# Activity:
For the material below, return exactly the lines starting at the one holding "and atoms |" and ending at the one holding "Answer: Over 19", counting both as part of the range.

# Study material:
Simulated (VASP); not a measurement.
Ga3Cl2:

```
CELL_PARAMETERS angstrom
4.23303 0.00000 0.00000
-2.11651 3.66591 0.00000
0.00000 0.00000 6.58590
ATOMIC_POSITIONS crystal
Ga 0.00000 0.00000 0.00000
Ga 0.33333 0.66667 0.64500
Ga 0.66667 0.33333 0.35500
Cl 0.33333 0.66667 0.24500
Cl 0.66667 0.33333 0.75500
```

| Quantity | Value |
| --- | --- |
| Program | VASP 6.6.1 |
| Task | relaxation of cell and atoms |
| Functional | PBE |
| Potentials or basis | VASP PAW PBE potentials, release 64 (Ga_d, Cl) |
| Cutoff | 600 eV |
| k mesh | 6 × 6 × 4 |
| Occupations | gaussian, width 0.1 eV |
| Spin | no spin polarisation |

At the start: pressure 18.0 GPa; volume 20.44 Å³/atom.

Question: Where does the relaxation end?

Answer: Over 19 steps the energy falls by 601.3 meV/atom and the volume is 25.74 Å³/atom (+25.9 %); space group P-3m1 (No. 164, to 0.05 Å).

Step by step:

# Your solution:
| Task | relaxation of cell and atoms |
| Functional | PBE |
| Potentials or basis | VASP PAW PBE potentials, release 64 (Ga_d, Cl) |
| Cutoff | 600 eV |
| k mesh | 6 × 6 × 4 |
| Occupations | gaussian, width 0.1 eV |
| Spin | no spin polarisation |

At the start: pressure 18.0 GPa; volume 20.44 Å³/atom.

Question: Where does the relaxation end?

Answer: Over 19 steps the energy falls by 601.3 meV/atom and the volume is 25.74 Å³/atom (+25.9 %); space group P-3m1 (No. 164, to 0.05 Å).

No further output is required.